★ ★ ★ ★ ★
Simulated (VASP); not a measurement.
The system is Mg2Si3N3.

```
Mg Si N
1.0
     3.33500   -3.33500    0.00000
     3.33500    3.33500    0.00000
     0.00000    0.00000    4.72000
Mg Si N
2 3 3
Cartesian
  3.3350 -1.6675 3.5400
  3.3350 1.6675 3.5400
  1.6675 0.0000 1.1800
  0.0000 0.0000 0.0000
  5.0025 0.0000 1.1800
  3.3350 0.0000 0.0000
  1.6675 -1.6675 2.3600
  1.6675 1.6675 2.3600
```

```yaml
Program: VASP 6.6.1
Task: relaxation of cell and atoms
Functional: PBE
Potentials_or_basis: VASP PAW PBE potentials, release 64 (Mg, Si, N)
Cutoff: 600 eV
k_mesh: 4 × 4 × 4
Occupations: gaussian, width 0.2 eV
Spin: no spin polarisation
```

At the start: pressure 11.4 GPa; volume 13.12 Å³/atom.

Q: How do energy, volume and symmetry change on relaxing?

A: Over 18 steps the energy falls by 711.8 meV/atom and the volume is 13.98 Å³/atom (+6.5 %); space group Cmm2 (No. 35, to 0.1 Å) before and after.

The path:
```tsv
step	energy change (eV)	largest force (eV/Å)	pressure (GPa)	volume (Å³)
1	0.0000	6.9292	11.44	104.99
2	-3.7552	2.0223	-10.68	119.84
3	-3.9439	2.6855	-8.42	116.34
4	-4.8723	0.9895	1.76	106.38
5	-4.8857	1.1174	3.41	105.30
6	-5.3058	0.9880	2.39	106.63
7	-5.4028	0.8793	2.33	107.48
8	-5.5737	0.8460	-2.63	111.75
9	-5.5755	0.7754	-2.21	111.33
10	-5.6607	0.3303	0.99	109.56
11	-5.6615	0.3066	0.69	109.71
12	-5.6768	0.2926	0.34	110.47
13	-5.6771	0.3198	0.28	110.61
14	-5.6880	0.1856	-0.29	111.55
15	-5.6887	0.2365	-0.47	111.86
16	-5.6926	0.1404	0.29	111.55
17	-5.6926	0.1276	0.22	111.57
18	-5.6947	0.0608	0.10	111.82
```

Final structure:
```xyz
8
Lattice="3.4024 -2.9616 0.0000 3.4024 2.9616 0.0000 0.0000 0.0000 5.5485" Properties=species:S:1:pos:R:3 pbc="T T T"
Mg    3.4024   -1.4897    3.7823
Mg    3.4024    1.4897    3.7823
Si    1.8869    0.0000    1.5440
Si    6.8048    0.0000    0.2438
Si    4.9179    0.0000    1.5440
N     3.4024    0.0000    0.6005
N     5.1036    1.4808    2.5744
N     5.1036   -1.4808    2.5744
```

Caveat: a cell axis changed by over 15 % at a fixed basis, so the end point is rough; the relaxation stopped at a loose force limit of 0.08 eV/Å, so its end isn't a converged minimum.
★ ★ ★ ★ ★

WORK ITEM
Your task is to repeat the records exactly. Begin at their first line and stop after the line containing "A: Over 18 steps".

EXERCISE SOLUTION
Simulated (VASP); not a measurement.
The system is Mg2Si3N3.

```
Mg Si N
1.0
     3.33500   -3.33500    0.00000
     3.33500    3.33500    0.00000
     0.00000    0.00000    4.72000
Mg Si N
2 3 3
Cartesian
  3.3350 -1.6675 3.5400
  3.3350 1.6675 3.5400
  1.6675 0.0000 1.1800
  0.0000 0.0000 0.0000
  5.0025 0.0000 1.1800
  3.3350 0.0000 0.0000
  1.6675 -1.6675 2.3600
  1.6675 1.6675 2.3600
```

```yaml
Program: VASP 6.6.1
Task: relaxation of cell and atoms
Functional: PBE
Potentials_or_basis: VASP PAW PBE potentials, release 64 (Mg, Si, N)
Cutoff: 600 eV
k_mesh: 4 × 4 × 4
Occupations: gaussian, width 0.2 eV
Spin: no spin polarisation
```

At the start: pressure 11.4 GPa; volume 13.12 Å³/atom.

Q: How do energy, volume and symmetry change on relaxing?

A: Over 18 steps the energy falls by 711.8 meV/atom and the volume is 13.98 Å³/atom (+6.5 %); space group Cmm2 (No. 35, to 0.1 Å) before and after.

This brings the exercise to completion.